***** Information provided
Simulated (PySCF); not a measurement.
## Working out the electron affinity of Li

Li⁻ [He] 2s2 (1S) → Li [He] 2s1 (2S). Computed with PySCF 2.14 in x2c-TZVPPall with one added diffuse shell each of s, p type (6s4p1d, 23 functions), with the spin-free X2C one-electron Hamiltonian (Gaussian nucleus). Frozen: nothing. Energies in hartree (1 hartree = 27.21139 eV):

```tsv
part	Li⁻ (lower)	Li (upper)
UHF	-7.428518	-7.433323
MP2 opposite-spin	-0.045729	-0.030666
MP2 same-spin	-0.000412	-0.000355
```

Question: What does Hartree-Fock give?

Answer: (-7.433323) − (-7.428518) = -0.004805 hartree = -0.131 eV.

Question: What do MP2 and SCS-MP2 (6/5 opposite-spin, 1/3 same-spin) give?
**********

*Task item:* Lines wanted from the listing above: the line with "## Working out the electron affinity of Li" up to and including the line with "Answer: (-7.433323) −". Please write them out exactly, adding nothing else.

*Your response:*
## Working out the electron affinity of Li

Li⁻ [He] 2s2 (1S) → Li [He] 2s1 (2S). Computed with PySCF 2.14 in x2c-TZVPPall with one added diffuse shell each of s, p type (6s4p1d, 23 functions), with the spin-free X2C one-electron Hamiltonian (Gaussian nucleus). Frozen: nothing. Energies in hartree (1 hartree = 27.21139 eV):

```tsv
part	Li⁻ (lower)	Li (upper)
UHF	-7.428518	-7.433323
MP2 opposite-spin	-0.045729	-0.030666
MP2 same-spin	-0.000412	-0.000355
```

Question: What does Hartree-Fock give?

Answer: (-7.433323) − (-7.428518) = -0.004805 hartree = -0.131 eV.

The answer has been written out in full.